● BRIEF
All lines from the opening of the data to the line containing "Result: The run" must be returned unchanged, and only those lines.

==== STORED DATA ====
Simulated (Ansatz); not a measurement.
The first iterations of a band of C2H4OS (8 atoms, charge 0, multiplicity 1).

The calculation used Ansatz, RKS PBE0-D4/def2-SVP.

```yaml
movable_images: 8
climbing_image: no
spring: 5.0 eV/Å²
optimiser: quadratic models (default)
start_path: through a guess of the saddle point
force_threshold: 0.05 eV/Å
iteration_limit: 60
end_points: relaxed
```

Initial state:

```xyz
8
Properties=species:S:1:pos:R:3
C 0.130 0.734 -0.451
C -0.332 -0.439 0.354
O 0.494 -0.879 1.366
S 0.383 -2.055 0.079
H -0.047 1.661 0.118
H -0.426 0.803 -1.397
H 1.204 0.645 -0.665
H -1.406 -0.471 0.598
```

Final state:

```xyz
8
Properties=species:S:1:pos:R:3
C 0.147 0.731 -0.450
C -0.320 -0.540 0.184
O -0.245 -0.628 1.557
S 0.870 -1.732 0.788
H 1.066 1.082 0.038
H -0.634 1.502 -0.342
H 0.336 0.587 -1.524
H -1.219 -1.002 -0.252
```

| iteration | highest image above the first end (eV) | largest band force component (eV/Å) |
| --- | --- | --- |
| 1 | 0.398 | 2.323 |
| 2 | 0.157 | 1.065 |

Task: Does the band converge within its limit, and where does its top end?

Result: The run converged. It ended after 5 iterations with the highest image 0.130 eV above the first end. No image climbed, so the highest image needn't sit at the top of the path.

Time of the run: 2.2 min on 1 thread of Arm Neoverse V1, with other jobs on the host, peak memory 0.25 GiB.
====

● TASK SOLUTION
Simulated (Ansatz); not a measurement.
The first iterations of a band of C2H4OS (8 atoms, charge 0, multiplicity 1).

The calculation used Ansatz, RKS PBE0-D4/def2-SVP.

```yaml
movable_images: 8
climbing_image: no
spring: 5.0 eV/Å²
optimiser: quadratic models (default)
start_path: through a guess of the saddle point
force_threshold: 0.05 eV/Å
iteration_limit: 60
end_points: relaxed
```

Initial state:

```xyz
8
Properties=species:S:1:pos:R:3
C 0.130 0.734 -0.451
C -0.332 -0.439 0.354
O 0.494 -0.879 1.366
S 0.383 -2.055 0.079
H -0.047 1.661 0.118
H -0.426 0.803 -1.397
H 1.204 0.645 -0.665
H -1.406 -0.471 0.598
```

Final state:

```xyz
8
Properties=species:S:1:pos:R:3
C 0.147 0.731 -0.450
C -0.320 -0.540 0.184
O -0.245 -0.628 1.557
S 0.870 -1.732 0.788
H 1.066 1.082 0.038
H -0.634 1.502 -0.342
H 0.336 0.587 -1.524
H -1.219 -1.002 -0.252
```

| iteration | highest image above the first end (eV) | largest band force component (eV/Å) |
| --- | --- | --- |
| 1 | 0.398 | 2.323 |
| 2 | 0.157 | 1.065 |

Task: Does the band converge within its limit, and where does its top end?

Result: The run converged. It ended after 5 iterations with the highest image 0.130 eV above the first end. No image climbed, so the highest image needn't sit at the top of the path.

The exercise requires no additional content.